Extracted records
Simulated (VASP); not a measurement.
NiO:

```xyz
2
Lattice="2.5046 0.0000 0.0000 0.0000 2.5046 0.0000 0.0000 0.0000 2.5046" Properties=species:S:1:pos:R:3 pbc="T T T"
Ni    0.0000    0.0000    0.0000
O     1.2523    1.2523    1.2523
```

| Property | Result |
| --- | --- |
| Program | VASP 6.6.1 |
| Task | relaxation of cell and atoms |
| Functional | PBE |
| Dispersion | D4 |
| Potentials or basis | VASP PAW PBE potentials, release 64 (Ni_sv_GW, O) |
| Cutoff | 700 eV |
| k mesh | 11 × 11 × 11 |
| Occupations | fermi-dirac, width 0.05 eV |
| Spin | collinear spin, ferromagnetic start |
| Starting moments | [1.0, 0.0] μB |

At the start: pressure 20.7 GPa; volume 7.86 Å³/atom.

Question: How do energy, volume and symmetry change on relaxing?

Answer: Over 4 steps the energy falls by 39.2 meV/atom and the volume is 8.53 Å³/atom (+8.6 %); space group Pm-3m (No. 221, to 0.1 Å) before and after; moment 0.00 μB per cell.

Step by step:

Activity
Precisely reproduce the lines of the entries, beginning at the first and ending at the one containing "Answer: Over 4". Add nothing.

Exercise result
Simulated (VASP); not a measurement.
NiO:

```xyz
2
Lattice="2.5046 0.0000 0.0000 0.0000 2.5046 0.0000 0.0000 0.0000 2.5046" Properties=species:S:1:pos:R:3 pbc="T T T"
Ni    0.0000    0.0000    0.0000
O     1.2523    1.2523    1.2523
```

| Property | Result |
| --- | --- |
| Program | VASP 6.6.1 |
| Task | relaxation of cell and atoms |
| Functional | PBE |
| Dispersion | D4 |
| Potentials or basis | VASP PAW PBE potentials, release 64 (Ni_sv_GW, O) |
| Cutoff | 700 eV |
| k mesh | 11 × 11 × 11 |
| Occupations | fermi-dirac, width 0.05 eV |
| Spin | collinear spin, ferromagnetic start |
| Starting moments | [1.0, 0.0] μB |

At the start: pressure 20.7 GPa; volume 7.86 Å³/atom.

Question: How do energy, volume and symmetry change on relaxing?

Answer: Over 4 steps the energy falls by 39.2 meV/atom and the volume is 8.53 Å³/atom (+8.6 %); space group Pm-3m (No. 221, to 0.1 Å) before and after; moment 0.00 μB per cell.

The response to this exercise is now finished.